- INFORMATION SHOWN -
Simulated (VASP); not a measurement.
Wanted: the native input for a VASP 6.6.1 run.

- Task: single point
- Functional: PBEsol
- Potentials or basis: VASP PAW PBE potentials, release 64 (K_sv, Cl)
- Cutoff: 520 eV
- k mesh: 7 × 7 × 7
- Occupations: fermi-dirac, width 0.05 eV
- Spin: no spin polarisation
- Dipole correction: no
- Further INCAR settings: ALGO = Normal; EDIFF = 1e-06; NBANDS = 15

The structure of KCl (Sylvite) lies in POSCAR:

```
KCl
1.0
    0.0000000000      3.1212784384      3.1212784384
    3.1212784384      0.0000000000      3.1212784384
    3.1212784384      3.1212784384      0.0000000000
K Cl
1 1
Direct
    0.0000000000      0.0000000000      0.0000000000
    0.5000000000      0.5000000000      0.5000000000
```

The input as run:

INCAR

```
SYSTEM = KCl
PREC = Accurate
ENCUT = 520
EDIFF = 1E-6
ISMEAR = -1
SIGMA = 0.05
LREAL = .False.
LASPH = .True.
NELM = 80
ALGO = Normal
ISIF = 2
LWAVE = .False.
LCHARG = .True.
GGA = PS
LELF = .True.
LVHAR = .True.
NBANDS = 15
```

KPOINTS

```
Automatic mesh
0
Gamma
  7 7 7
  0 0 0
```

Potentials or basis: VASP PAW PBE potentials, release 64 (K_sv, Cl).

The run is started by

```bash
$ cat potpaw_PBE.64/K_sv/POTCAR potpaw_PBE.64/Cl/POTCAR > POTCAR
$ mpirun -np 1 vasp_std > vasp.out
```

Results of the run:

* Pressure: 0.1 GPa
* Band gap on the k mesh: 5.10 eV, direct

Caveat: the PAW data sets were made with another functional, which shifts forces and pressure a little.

- WORK ORDER -
Only the lines from the start of the material through the line containing "- Further INCAR" should be repeated, and they should be repeated exactly.

- ANSWER AREA -
Simulated (VASP); not a measurement.
Wanted: the native input for a VASP 6.6.1 run.

- Task: single point
- Functional: PBEsol
- Potentials or basis: VASP PAW PBE potentials, release 64 (K_sv, Cl)
- Cutoff: 520 eV
- k mesh: 7 × 7 × 7
- Occupations: fermi-dirac, width 0.05 eV
- Spin: no spin polarisation
- Dipole correction: no
- Further INCAR settings: ALGO = Normal; EDIFF = 1e-06; NBANDS = 15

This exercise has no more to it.